Required action —
Starting at the first line of the data below, repeat each line word for word up to and including the line with "The programs project".

Material supplied —
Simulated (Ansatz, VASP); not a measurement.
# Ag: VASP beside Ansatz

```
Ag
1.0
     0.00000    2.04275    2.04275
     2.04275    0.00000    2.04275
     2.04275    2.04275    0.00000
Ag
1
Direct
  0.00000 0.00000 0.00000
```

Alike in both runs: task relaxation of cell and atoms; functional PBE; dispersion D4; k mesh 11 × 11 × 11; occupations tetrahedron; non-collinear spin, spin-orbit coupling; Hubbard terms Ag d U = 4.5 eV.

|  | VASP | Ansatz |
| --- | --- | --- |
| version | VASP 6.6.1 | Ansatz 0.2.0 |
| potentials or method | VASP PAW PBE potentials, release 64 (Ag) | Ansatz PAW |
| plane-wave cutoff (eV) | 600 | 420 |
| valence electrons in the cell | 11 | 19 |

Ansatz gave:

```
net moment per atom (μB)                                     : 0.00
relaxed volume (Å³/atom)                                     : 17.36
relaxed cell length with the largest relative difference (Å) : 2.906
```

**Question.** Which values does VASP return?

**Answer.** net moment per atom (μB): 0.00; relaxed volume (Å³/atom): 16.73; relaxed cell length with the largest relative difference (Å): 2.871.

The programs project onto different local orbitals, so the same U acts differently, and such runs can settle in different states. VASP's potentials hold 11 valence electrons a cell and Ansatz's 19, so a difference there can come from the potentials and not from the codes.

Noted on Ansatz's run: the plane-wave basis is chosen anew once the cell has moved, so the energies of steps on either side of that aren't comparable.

Exercise result —
Simulated (Ansatz, VASP); not a measurement.
# Ag: VASP beside Ansatz

```
Ag
1.0
     0.00000    2.04275    2.04275
     2.04275    0.00000    2.04275
     2.04275    2.04275    0.00000
Ag
1
Direct
  0.00000 0.00000 0.00000
```

Alike in both runs: task relaxation of cell and atoms; functional PBE; dispersion D4; k mesh 11 × 11 × 11; occupations tetrahedron; non-collinear spin, spin-orbit coupling; Hubbard terms Ag d U = 4.5 eV.

|  | VASP | Ansatz |
| --- | --- | --- |
| version | VASP 6.6.1 | Ansatz 0.2.0 |
| potentials or method | VASP PAW PBE potentials, release 64 (Ag) | Ansatz PAW |
| plane-wave cutoff (eV) | 600 | 420 |
| valence electrons in the cell | 11 | 19 |

Ansatz gave:

```
net moment per atom (μB)                                     : 0.00
relaxed volume (Å³/atom)                                     : 17.36
relaxed cell length with the largest relative difference (Å) : 2.906
```

**Question.** Which values does VASP return?

**Answer.** net moment per atom (μB): 0.00; relaxed volume (Å³/atom): 16.73; relaxed cell length with the largest relative difference (Å): 2.871.

The programs project onto different local orbitals, so the same U acts differently, and such runs can settle in different states. VASP's potentials hold 11 valence electrons a cell and Ansatz's 19, so a difference there can come from the potentials and not from the codes.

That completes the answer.